_Given data:_
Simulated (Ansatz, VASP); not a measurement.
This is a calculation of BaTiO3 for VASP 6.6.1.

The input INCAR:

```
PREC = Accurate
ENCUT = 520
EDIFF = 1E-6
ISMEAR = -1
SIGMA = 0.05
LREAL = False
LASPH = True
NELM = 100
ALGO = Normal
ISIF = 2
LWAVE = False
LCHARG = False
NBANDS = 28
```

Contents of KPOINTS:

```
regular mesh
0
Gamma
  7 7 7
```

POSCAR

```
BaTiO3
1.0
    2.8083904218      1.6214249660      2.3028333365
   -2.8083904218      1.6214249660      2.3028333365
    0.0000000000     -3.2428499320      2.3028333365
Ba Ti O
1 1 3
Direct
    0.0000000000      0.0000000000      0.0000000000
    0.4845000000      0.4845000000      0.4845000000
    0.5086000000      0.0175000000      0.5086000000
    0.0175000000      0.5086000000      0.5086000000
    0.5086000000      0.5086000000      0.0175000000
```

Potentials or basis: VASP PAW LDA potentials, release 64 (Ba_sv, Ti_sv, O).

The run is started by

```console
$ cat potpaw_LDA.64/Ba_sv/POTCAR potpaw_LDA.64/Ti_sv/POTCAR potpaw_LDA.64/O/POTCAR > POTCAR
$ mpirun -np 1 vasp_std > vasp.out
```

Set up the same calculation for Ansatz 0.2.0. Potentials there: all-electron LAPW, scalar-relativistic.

_Work request:_ Retype the listing exactly, in full.

_Written response:_
Simulated (Ansatz, VASP); not a measurement.
This is a calculation of BaTiO3 for VASP 6.6.1.

The input INCAR:

```
PREC = Accurate
ENCUT = 520
EDIFF = 1E-6
ISMEAR = -1
SIGMA = 0.05
LREAL = False
LASPH = True
NELM = 100
ALGO = Normal
ISIF = 2
LWAVE = False
LCHARG = False
NBANDS = 28
```

Contents of KPOINTS:

```
regular mesh
0
Gamma
  7 7 7
```

POSCAR

```
BaTiO3
1.0
    2.8083904218      1.6214249660      2.3028333365
   -2.8083904218      1.6214249660      2.3028333365
    0.0000000000     -3.2428499320      2.3028333365
Ba Ti O
1 1 3
Direct
    0.0000000000      0.0000000000      0.0000000000
    0.4845000000      0.4845000000      0.4845000000
    0.5086000000      0.0175000000      0.5086000000
    0.0175000000      0.5086000000      0.5086000000
    0.5086000000      0.5086000000      0.0175000000
```

Potentials or basis: VASP PAW LDA potentials, release 64 (Ba_sv, Ti_sv, O).

The run is started by

```console
$ cat potpaw_LDA.64/Ba_sv/POTCAR potpaw_LDA.64/Ti_sv/POTCAR potpaw_LDA.64/O/POTCAR > POTCAR
$ mpirun -np 1 vasp_std > vasp.out
```

Set up the same calculation for Ansatz 0.2.0. Potentials there: all-electron LAPW, scalar-relativistic.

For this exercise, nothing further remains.